Start of Block

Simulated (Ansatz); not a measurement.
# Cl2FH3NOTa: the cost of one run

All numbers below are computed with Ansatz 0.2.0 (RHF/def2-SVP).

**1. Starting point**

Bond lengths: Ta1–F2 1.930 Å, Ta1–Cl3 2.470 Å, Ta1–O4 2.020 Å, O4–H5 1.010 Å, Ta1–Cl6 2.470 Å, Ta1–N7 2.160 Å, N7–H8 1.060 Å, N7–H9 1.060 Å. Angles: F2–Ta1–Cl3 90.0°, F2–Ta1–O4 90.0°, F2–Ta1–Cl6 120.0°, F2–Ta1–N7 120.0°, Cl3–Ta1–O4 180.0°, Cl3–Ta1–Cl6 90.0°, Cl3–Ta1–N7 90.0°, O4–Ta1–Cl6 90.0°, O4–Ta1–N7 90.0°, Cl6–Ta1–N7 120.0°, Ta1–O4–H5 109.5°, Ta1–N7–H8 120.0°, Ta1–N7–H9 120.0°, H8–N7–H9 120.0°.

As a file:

End of Block

__Action item__
Write out the entire listing above once more. Keep it exact.

__Answer box__
Simulated (Ansatz); not a measurement.
# Cl2FH3NOTa: the cost of one run

All numbers below are computed with Ansatz 0.2.0 (RHF/def2-SVP).

**1. Starting point**

Bond lengths: Ta1–F2 1.930 Å, Ta1–Cl3 2.470 Å, Ta1–O4 2.020 Å, O4–H5 1.010 Å, Ta1–Cl6 2.470 Å, Ta1–N7 2.160 Å, N7–H8 1.060 Å, N7–H9 1.060 Å. Angles: F2–Ta1–Cl3 90.0°, F2–Ta1–O4 90.0°, F2–Ta1–Cl6 120.0°, F2–Ta1–N7 120.0°, Cl3–Ta1–O4 180.0°, Cl3–Ta1–Cl6 90.0°, Cl3–Ta1–N7 90.0°, O4–Ta1–Cl6 90.0°, O4–Ta1–N7 90.0°, Cl6–Ta1–N7 120.0°, Ta1–O4–H5 109.5°, Ta1–N7–H8 120.0°, Ta1–N7–H9 120.0°, H8–N7–H9 120.0°.

As a file:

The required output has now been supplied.